** STUDY MATERIAL **
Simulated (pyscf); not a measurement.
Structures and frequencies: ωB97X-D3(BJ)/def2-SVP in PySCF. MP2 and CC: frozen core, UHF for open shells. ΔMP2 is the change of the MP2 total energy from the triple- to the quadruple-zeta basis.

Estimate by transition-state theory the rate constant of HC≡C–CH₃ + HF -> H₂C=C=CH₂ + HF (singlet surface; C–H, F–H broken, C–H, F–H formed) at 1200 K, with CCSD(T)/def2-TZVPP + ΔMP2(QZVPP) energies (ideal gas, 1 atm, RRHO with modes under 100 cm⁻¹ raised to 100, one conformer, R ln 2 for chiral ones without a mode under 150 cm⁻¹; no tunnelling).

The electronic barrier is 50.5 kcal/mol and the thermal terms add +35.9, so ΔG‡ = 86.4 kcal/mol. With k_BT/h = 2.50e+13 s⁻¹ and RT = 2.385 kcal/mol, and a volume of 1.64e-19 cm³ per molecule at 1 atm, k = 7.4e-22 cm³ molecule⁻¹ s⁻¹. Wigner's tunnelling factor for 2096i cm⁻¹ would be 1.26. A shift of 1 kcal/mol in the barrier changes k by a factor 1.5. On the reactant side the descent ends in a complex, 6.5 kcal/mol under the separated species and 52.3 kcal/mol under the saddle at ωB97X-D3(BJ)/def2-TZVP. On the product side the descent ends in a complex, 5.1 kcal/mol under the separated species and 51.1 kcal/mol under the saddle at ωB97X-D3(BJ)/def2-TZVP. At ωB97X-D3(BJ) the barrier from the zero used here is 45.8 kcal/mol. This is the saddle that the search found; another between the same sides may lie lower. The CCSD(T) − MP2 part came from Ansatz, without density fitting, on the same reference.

** REQUIREMENT **
Your task is to retype the entries verbatim, starting with the line that holds "Structures and frequencies: ωB97X-D3(BJ)/def2-SVP" and stopping after the line that holds "Estimate by transition-state".

** ANSWER SPACE **
Structures and frequencies: ωB97X-D3(BJ)/def2-SVP in PySCF. MP2 and CC: frozen core, UHF for open shells. ΔMP2 is the change of the MP2 total energy from the triple- to the quadruple-zeta basis.

Estimate by transition-state theory the rate constant of HC≡C–CH₃ + HF -> H₂C=C=CH₂ + HF (singlet surface; C–H, F–H broken, C–H, F–H formed) at 1200 K, with CCSD(T)/def2-TZVPP + ΔMP2(QZVPP) energies (ideal gas, 1 atm, RRHO with modes under 100 cm⁻¹ raised to 100, one conformer, R ln 2 for chiral ones without a mode under 150 cm⁻¹; no tunnelling).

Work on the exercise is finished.